**Source material**:
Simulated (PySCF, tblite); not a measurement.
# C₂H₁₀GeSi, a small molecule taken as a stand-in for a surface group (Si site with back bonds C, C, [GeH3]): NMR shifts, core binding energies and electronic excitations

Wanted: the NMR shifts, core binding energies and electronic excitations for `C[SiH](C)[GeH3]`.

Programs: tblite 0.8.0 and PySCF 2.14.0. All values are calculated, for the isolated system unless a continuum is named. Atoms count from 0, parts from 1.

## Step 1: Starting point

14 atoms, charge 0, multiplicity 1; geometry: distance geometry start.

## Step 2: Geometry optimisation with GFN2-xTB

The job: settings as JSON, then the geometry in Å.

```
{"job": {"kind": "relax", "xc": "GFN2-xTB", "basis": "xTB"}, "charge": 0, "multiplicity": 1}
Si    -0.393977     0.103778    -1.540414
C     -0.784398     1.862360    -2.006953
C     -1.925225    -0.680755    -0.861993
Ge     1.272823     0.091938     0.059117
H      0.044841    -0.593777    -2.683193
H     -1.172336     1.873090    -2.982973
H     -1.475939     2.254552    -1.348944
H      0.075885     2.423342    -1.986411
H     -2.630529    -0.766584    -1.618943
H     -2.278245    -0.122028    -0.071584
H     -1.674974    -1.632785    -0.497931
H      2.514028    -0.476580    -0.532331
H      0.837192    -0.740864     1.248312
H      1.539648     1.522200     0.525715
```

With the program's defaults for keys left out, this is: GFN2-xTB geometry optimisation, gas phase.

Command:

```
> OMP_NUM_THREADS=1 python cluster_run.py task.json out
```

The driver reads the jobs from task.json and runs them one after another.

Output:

**Assignment**: The reply should hold only the lines of the listing above starting at the line containing "With the program's" and ending at the line containing "The driver reads", exactly as written.

**Reply**:
With the program's defaults for keys left out, this is: GFN2-xTB geometry optimisation, gas phase.

Command:

```
> OMP_NUM_THREADS=1 python cluster_run.py task.json out
```

The driver reads the jobs from task.json and runs them one after another.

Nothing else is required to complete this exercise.